■ **REQUIREMENT**
Exactly the lines from the start of the data through the line containing "75 (default) |" should be output, with both ends kept and nothing added.

((
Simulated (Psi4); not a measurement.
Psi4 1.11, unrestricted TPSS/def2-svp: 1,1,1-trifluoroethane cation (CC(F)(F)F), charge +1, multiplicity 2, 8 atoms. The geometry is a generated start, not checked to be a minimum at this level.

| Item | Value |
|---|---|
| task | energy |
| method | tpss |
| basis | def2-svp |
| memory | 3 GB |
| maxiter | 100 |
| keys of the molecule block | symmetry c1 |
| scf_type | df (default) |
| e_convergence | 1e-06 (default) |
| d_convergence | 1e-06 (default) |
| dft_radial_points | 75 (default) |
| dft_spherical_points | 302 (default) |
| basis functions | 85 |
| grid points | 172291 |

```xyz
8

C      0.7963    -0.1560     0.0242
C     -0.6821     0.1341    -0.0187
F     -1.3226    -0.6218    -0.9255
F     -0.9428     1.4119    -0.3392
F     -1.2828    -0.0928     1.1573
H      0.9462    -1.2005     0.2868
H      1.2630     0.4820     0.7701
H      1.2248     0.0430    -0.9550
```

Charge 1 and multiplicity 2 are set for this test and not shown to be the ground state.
))

■ **EXERCISE RESULT**
Simulated (Psi4); not a measurement.
Psi4 1.11, unrestricted TPSS/def2-svp: 1,1,1-trifluoroethane cation (CC(F)(F)F), charge +1, multiplicity 2, 8 atoms. The geometry is a generated start, not checked to be a minimum at this level.

| Item | Value |
|---|---|
| task | energy |
| method | tpss |
| basis | def2-svp |
| memory | 3 GB |
| maxiter | 100 |
| keys of the molecule block | symmetry c1 |
| scf_type | df (default) |
| e_convergence | 1e-06 (default) |
| d_convergence | 1e-06 (default) |
| dft_radial_points | 75 (default) |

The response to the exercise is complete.